============
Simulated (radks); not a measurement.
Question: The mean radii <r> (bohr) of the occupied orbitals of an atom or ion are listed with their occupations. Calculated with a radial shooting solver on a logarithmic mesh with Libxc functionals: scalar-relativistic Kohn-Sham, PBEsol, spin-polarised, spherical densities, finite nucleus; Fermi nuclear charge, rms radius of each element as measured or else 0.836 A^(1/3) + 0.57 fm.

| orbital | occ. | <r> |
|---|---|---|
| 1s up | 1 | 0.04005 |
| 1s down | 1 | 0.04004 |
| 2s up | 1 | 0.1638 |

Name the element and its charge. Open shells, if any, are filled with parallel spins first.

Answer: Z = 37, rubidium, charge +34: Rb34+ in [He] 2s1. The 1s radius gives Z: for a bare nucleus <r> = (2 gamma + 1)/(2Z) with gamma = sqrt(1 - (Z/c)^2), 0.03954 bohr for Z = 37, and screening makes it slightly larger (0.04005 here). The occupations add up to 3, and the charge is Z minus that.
============

**Work order**
Could you output each line above exactly as it was given?

**Written solution**
Simulated (radks); not a measurement.
Question: The mean radii <r> (bohr) of the occupied orbitals of an atom or ion are listed with their occupations. Calculated with a radial shooting solver on a logarithmic mesh with Libxc functionals: scalar-relativistic Kohn-Sham, PBEsol, spin-polarised, spherical densities, finite nucleus; Fermi nuclear charge, rms radius of each element as measured or else 0.836 A^(1/3) + 0.57 fm.

| orbital | occ. | <r> |
|---|---|---|
| 1s up | 1 | 0.04005 |
| 1s down | 1 | 0.04004 |
| 2s up | 1 | 0.1638 |

Name the element and its charge. Open shells, if any, are filled with parallel spins first.

Answer: Z = 37, rubidium, charge +34: Rb34+ in [He] 2s1. The 1s radius gives Z: for a bare nucleus <r> = (2 gamma + 1)/(2Z) with gamma = sqrt(1 - (Z/c)^2), 0.03954 bohr for Z = 37, and screening makes it slightly larger (0.04005 here). The occupations add up to 3, and the charge is Z minus that.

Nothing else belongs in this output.